Transcribe the listing below in full, keeping every line exactly as it is.

Dataset extract Start Marker

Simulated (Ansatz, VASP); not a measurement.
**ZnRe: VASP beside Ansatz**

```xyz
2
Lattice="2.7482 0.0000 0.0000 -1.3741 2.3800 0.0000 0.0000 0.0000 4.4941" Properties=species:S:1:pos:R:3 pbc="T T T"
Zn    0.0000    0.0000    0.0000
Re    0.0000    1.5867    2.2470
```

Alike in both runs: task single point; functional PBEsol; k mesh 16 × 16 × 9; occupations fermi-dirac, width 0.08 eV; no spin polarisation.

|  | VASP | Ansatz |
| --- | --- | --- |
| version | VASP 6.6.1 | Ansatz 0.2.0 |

Dataset extract End Marker

__Answer box__.
Simulated (Ansatz, VASP); not a measurement.
**ZnRe: VASP beside Ansatz**

```xyz
2
Lattice="2.7482 0.0000 0.0000 -1.3741 2.3800 0.0000 0.0000 0.0000 4.4941" Properties=species:S:1:pos:R:3 pbc="T T T"
Zn    0.0000    0.0000    0.0000
Re    0.0000    1.5867    2.2470
```

Alike in both runs: task single point; functional PBEsol; k mesh 16 × 16 × 9; occupations fermi-dirac, width 0.08 eV; no spin polarisation.

|  | VASP | Ansatz |
| --- | --- | --- |
| version | VASP 6.6.1 | Ansatz 0.2.0 |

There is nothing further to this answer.